| TASK ITEM |
Every record needs to be set down again without a single difference.

(Beginning of PROVIDED DATA)
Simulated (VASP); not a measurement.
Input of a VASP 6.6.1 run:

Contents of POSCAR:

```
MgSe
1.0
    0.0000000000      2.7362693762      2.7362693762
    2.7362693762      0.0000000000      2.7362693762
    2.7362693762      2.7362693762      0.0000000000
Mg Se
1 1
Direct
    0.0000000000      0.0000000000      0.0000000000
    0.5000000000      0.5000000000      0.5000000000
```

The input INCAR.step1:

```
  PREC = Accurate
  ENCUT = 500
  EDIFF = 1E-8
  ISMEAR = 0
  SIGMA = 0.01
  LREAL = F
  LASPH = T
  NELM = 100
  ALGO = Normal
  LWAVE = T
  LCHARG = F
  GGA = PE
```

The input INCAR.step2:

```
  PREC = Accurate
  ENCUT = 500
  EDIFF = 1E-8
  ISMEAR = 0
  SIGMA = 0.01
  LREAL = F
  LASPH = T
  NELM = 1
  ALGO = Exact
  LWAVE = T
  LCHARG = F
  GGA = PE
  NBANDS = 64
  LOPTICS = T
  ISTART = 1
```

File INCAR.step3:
(End of PROVIDED DATA)

| WORKED SOLUTION |
Simulated (VASP); not a measurement.
Input of a VASP 6.6.1 run:

Contents of POSCAR:

```
MgSe
1.0
    0.0000000000      2.7362693762      2.7362693762
    2.7362693762      0.0000000000      2.7362693762
    2.7362693762      2.7362693762      0.0000000000
Mg Se
1 1
Direct
    0.0000000000      0.0000000000      0.0000000000
    0.5000000000      0.5000000000      0.5000000000
```

The input INCAR.step1:

```
  PREC = Accurate
  ENCUT = 500
  EDIFF = 1E-8
  ISMEAR = 0
  SIGMA = 0.01
  LREAL = F
  LASPH = T
  NELM = 100
  ALGO = Normal
  LWAVE = T
  LCHARG = F
  GGA = PE
```

The input INCAR.step2:

```
  PREC = Accurate
  ENCUT = 500
  EDIFF = 1E-8
  ISMEAR = 0
  SIGMA = 0.01
  LREAL = F
  LASPH = T
  NELM = 1
  ALGO = Exact
  LWAVE = T
  LCHARG = F
  GGA = PE
  NBANDS = 64
  LOPTICS = T
  ISTART = 1
```

File INCAR.step3:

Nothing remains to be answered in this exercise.